Assigned task
Up to and including the line with "It took 22 s", reproduce the listing below exactly, beginning at its first line.

Start of Block

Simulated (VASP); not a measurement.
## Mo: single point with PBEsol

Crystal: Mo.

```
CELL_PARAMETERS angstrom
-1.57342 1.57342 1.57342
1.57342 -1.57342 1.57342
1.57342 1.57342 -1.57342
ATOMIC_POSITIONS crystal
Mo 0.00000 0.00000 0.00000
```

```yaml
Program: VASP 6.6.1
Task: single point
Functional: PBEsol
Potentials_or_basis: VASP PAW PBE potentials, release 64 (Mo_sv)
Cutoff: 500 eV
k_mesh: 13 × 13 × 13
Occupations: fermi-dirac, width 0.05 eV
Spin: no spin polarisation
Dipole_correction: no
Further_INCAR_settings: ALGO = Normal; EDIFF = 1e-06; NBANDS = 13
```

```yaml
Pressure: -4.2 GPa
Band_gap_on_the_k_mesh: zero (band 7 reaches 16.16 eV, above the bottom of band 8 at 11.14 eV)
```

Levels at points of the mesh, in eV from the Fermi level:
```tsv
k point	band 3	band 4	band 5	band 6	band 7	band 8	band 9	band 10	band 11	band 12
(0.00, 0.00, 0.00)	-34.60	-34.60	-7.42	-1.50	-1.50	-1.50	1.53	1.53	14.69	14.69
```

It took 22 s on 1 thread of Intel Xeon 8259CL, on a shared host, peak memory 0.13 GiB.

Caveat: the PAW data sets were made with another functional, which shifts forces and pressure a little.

End of Block

Answer section
Simulated (VASP); not a measurement.
## Mo: single point with PBEsol

Crystal: Mo.

```
CELL_PARAMETERS angstrom
-1.57342 1.57342 1.57342
1.57342 -1.57342 1.57342
1.57342 1.57342 -1.57342
ATOMIC_POSITIONS crystal
Mo 0.00000 0.00000 0.00000
```

```yaml
Program: VASP 6.6.1
Task: single point
Functional: PBEsol
Potentials_or_basis: VASP PAW PBE potentials, release 64 (Mo_sv)
Cutoff: 500 eV
k_mesh: 13 × 13 × 13
Occupations: fermi-dirac, width 0.05 eV
Spin: no spin polarisation
Dipole_correction: no
Further_INCAR_settings: ALGO = Normal; EDIFF = 1e-06; NBANDS = 13
```

```yaml
Pressure: -4.2 GPa
Band_gap_on_the_k_mesh: zero (band 7 reaches 16.16 eV, above the bottom of band 8 at 11.14 eV)
```

Levels at points of the mesh, in eV from the Fermi level:
```tsv
k point	band 3	band 4	band 5	band 6	band 7	band 8	band 9	band 10	band 11	band 12
(0.00, 0.00, 0.00)	-34.60	-34.60	-7.42	-1.50	-1.50	-1.50	1.53	1.53	14.69	14.69
```

It took 22 s on 1 thread of Intel Xeon 8259CL, on a shared host, peak memory 0.13 GiB.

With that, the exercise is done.